• **DATA SUPPLIED**

·····

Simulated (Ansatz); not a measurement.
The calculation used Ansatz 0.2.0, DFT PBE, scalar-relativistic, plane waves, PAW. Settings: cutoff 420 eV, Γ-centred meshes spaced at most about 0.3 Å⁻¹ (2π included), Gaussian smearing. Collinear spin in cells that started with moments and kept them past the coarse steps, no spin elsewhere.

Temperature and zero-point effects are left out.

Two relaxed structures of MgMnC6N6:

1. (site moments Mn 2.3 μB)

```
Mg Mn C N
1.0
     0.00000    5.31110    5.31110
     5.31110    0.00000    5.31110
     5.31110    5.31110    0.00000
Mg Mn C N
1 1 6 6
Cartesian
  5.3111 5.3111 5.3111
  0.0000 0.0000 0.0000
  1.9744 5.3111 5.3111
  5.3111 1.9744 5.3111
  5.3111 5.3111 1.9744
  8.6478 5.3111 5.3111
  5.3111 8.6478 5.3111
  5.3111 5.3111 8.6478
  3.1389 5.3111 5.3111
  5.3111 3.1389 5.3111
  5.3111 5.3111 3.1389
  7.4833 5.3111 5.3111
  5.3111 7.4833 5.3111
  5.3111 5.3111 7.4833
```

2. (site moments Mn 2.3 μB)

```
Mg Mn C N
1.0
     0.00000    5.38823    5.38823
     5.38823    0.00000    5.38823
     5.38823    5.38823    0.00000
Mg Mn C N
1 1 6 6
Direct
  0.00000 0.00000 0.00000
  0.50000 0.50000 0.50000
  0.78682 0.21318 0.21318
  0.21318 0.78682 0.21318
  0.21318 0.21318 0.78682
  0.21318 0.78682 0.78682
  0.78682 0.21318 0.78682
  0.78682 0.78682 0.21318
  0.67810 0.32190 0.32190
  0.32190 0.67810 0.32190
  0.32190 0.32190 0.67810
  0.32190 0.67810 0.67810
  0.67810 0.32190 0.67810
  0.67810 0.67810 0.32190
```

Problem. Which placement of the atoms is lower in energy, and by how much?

·····

• **WORK INSTRUCTION**
Restate verbatim the first line above and all lines after it through the line containing "The calculation used"; omit the rest.

• **RESPONSE AREA**
Simulated (Ansatz); not a measurement.
The calculation used Ansatz 0.2.0, DFT PBE, scalar-relativistic, plane waves, PAW. Settings: cutoff 420 eV, Γ-centred meshes spaced at most about 0.3 Å⁻¹ (2π included), Gaussian smearing. Collinear spin in cells that started with moments and kept them past the coarse steps, no spin elsewhere.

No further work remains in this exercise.